......
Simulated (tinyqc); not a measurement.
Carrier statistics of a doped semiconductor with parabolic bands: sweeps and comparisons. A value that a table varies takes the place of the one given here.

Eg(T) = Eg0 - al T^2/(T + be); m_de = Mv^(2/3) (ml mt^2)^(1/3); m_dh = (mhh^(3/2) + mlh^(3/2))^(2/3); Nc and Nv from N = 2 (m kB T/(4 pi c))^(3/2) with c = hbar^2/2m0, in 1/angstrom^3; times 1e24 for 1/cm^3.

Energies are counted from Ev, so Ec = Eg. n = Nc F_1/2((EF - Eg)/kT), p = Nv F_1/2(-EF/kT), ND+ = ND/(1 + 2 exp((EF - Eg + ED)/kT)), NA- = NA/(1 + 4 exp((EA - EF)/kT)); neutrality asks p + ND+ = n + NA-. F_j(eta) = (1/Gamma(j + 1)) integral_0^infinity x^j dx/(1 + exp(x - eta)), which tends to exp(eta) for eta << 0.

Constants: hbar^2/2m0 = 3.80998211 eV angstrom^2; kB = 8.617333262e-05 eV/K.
......

## ASSIGNED TASK
Reproduce, exactly and without additions, the run of lines from the start of the listing above to the line bearing "Eg(T) = Eg0", inclusive.

## WRITTEN REPLY
Simulated (tinyqc); not a measurement.
Carrier statistics of a doped semiconductor with parabolic bands: sweeps and comparisons. A value that a table varies takes the place of the one given here.

Eg(T) = Eg0 - al T^2/(T + be); m_de = Mv^(2/3) (ml mt^2)^(1/3); m_dh = (mhh^(3/2) + mlh^(3/2))^(2/3); Nc and Nv from N = 2 (m kB T/(4 pi c))^(3/2) with c = hbar^2/2m0, in 1/angstrom^3; times 1e24 for 1/cm^3.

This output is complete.